INFORMATION SHOWN:
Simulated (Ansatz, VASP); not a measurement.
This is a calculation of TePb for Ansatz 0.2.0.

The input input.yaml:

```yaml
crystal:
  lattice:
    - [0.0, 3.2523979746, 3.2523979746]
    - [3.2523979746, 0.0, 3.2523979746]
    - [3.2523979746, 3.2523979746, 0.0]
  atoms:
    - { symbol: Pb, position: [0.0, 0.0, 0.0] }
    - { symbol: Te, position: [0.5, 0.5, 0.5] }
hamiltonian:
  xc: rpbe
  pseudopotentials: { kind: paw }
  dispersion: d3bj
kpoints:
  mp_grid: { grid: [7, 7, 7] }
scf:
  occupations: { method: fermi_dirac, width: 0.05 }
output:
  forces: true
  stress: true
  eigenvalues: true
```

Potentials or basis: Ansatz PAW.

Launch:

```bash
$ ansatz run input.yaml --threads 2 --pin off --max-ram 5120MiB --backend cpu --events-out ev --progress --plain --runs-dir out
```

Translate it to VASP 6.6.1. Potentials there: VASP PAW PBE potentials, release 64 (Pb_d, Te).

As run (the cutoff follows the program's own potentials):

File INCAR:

WORK TASK:
Reproduce exactly, and only, the lines from the start of the entries through the one that contains "As run (the".

WRITTEN RESPONSE:
Simulated (Ansatz, VASP); not a measurement.
This is a calculation of TePb for Ansatz 0.2.0.

The input input.yaml:

```yaml
crystal:
  lattice:
    - [0.0, 3.2523979746, 3.2523979746]
    - [3.2523979746, 0.0, 3.2523979746]
    - [3.2523979746, 3.2523979746, 0.0]
  atoms:
    - { symbol: Pb, position: [0.0, 0.0, 0.0] }
    - { symbol: Te, position: [0.5, 0.5, 0.5] }
hamiltonian:
  xc: rpbe
  pseudopotentials: { kind: paw }
  dispersion: d3bj
kpoints:
  mp_grid: { grid: [7, 7, 7] }
scf:
  occupations: { method: fermi_dirac, width: 0.05 }
output:
  forces: true
  stress: true
  eigenvalues: true
```

Potentials or basis: Ansatz PAW.

Launch:

```bash
$ ansatz run input.yaml --threads 2 --pin off --max-ram 5120MiB --backend cpu --events-out ev --progress --plain --runs-dir out
```

Translate it to VASP 6.6.1. Potentials there: VASP PAW PBE potentials, release 64 (Pb_d, Te).

As run (the cutoff follows the program's own potentials):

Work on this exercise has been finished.